(Source data begins)

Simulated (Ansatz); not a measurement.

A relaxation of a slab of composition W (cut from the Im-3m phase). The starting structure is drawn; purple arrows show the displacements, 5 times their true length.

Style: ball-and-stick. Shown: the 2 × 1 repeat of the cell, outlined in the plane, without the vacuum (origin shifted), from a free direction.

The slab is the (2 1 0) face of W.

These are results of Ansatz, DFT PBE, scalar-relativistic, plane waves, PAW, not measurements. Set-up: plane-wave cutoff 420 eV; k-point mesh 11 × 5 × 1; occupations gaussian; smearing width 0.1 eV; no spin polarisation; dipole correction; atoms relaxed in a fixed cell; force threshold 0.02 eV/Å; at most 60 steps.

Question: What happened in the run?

(Source data ends)

Each entry above needs to be duplicated verbatim.

Simulated (Ansatz); not a measurement.

A relaxation of a slab of composition W (cut from the Im-3m phase). The starting structure is drawn; purple arrows show the displacements, 5 times their true length.

Style: ball-and-stick. Shown: the 2 × 1 repeat of the cell, outlined in the plane, without the vacuum (origin shifted), from a free direction.

The slab is the (2 1 0) face of W.

These are results of Ansatz, DFT PBE, scalar-relativistic, plane waves, PAW, not measurements. Set-up: plane-wave cutoff 420 eV; k-point mesh 11 × 5 × 1; occupations gaussian; smearing width 0.1 eV; no spin polarisation; dipole correction; atoms relaxed in a fixed cell; force threshold 0.02 eV/Å; at most 60 steps.

Question: What happened in the run?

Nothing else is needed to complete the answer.